**BRIEF**
Once the line with "1 | -0.1063 |" is found in the data, output it and each following line exactly, up to and including the line with "4 | -0.1511 |", and nothing before or after.

**RECORD SET**
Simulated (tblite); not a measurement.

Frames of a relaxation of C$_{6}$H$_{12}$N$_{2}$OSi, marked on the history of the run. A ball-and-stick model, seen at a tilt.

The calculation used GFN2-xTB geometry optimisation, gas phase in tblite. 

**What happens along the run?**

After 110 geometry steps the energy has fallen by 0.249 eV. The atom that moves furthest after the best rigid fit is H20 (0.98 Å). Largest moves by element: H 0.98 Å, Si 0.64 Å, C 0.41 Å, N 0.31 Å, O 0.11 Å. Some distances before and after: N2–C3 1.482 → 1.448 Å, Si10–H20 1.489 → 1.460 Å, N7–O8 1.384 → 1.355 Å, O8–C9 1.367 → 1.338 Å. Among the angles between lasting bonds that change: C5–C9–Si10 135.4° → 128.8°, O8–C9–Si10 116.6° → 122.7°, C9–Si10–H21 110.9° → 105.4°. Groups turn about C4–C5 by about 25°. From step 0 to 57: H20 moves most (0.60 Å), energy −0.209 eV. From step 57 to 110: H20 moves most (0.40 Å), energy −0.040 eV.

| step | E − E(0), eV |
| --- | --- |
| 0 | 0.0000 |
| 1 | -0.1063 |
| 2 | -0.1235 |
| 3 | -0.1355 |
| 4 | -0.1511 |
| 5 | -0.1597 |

**RESPONSE AREA**
| 1 | -0.1063 |
| 2 | -0.1235 |
| 3 | -0.1355 |
| 4 | -0.1511 |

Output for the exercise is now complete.